REQUIRED ACTION: Please repeat the records, word for word and without gaps.

RECORDED INFORMATION:
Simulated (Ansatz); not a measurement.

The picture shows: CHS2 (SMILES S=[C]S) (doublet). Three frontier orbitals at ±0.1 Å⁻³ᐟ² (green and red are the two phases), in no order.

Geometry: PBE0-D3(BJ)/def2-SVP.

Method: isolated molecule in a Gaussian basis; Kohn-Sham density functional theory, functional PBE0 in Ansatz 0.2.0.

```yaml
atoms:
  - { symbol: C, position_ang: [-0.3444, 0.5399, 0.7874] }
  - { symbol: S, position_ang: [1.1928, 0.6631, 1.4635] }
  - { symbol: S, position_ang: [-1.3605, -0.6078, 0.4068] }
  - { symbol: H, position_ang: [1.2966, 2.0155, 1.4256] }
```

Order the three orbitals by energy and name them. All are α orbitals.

EXERCISE SOLUTION:
Simulated (Ansatz); not a measurement.

The picture shows: CHS2 (SMILES S=[C]S) (doublet). Three frontier orbitals at ±0.1 Å⁻³ᐟ² (green and red are the two phases), in no order.

Geometry: PBE0-D3(BJ)/def2-SVP.

Method: isolated molecule in a Gaussian basis; Kohn-Sham density functional theory, functional PBE0 in Ansatz 0.2.0.

```yaml
atoms:
  - { symbol: C, position_ang: [-0.3444, 0.5399, 0.7874] }
  - { symbol: S, position_ang: [1.1928, 0.6631, 1.4635] }
  - { symbol: S, position_ang: [-1.3605, -0.6078, 0.4068] }
  - { symbol: H, position_ang: [1.2966, 2.0155, 1.4256] }
```

Order the three orbitals by energy and name them. All are α orbitals.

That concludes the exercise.